REQUIRED ACTION –
Write out each line of the entries exactly, starting at the first and finishing with the line that contains "cell and atoms".

(LISTED RECORDS Opens)

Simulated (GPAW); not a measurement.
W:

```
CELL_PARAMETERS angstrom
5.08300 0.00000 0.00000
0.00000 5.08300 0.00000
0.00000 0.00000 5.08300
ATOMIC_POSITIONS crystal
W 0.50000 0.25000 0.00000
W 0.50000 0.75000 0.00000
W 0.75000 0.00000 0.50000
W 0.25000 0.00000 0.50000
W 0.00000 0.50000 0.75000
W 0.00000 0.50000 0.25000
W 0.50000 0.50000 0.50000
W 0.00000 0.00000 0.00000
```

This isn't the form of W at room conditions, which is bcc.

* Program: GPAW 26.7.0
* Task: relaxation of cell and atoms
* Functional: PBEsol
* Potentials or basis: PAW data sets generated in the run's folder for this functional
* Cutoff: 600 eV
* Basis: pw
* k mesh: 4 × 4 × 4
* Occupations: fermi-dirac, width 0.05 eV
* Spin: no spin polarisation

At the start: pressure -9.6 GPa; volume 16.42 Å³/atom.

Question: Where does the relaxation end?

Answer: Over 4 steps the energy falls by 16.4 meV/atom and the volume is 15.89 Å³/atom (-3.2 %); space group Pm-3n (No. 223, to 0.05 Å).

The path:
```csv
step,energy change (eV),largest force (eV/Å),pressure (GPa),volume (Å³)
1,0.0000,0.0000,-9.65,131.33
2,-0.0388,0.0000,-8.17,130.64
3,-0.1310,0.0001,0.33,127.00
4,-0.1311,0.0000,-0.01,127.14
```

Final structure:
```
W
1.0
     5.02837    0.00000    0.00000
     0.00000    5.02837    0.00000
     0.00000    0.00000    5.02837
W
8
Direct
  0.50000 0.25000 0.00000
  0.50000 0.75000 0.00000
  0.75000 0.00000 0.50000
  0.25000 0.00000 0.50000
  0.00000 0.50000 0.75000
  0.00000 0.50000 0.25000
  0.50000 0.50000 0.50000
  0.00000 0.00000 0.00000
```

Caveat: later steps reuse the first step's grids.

(LISTED RECORDS Closes)

REPLY –
Simulated (GPAW); not a measurement.
W:

```
CELL_PARAMETERS angstrom
5.08300 0.00000 0.00000
0.00000 5.08300 0.00000
0.00000 0.00000 5.08300
ATOMIC_POSITIONS crystal
W 0.50000 0.25000 0.00000
W 0.50000 0.75000 0.00000
W 0.75000 0.00000 0.50000
W 0.25000 0.00000 0.50000
W 0.00000 0.50000 0.75000
W 0.00000 0.50000 0.25000
W 0.50000 0.50000 0.50000
W 0.00000 0.00000 0.00000
```

This isn't the form of W at room conditions, which is bcc.

* Program: GPAW 26.7.0
* Task: relaxation of cell and atoms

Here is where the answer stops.